-=-=-=-=-

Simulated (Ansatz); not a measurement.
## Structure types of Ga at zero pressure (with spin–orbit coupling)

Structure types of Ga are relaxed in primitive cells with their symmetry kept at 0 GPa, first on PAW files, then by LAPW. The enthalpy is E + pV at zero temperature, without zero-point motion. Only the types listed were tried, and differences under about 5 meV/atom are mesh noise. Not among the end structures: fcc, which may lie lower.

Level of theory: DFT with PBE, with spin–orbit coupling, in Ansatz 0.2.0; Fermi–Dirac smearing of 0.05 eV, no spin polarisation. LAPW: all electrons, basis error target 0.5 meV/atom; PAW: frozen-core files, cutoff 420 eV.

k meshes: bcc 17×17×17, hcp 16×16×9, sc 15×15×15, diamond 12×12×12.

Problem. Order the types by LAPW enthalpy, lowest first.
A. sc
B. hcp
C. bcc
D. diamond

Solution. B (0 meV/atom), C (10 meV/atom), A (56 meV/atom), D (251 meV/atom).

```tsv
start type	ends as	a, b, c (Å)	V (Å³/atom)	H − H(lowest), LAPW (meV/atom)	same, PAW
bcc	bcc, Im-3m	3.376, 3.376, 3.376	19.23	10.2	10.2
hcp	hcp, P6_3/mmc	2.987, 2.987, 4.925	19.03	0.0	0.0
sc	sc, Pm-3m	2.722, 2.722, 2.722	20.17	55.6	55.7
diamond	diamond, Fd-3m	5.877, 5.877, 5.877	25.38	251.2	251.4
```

-=-=-=-=-

= Work request =
The complete listing must be reproduced exactly as written.

= Exercise result =
Simulated (Ansatz); not a measurement.
## Structure types of Ga at zero pressure (with spin–orbit coupling)

Structure types of Ga are relaxed in primitive cells with their symmetry kept at 0 GPa, first on PAW files, then by LAPW. The enthalpy is E + pV at zero temperature, without zero-point motion. Only the types listed were tried, and differences under about 5 meV/atom are mesh noise. Not among the end structures: fcc, which may lie lower.

Level of theory: DFT with PBE, with spin–orbit coupling, in Ansatz 0.2.0; Fermi–Dirac smearing of 0.05 eV, no spin polarisation. LAPW: all electrons, basis error target 0.5 meV/atom; PAW: frozen-core files, cutoff 420 eV.

k meshes: bcc 17×17×17, hcp 16×16×9, sc 15×15×15, diamond 12×12×12.

Problem. Order the types by LAPW enthalpy, lowest first.
A. sc
B. hcp
C. bcc
D. diamond

Solution. B (0 meV/atom), C (10 meV/atom), A (56 meV/atom), D (251 meV/atom).

```tsv
start type	ends as	a, b, c (Å)	V (Å³/atom)	H − H(lowest), LAPW (meV/atom)	same, PAW
bcc	bcc, Im-3m	3.376, 3.376, 3.376	19.23	10.2	10.2
hcp	hcp, P6_3/mmc	2.987, 2.987, 4.925	19.03	0.0	0.0
sc	sc, Pm-3m	2.722, 2.722, 2.722	20.17	55.6	55.7
diamond	diamond, Fd-3m	5.877, 5.877, 5.877	25.38	251.2	251.4
```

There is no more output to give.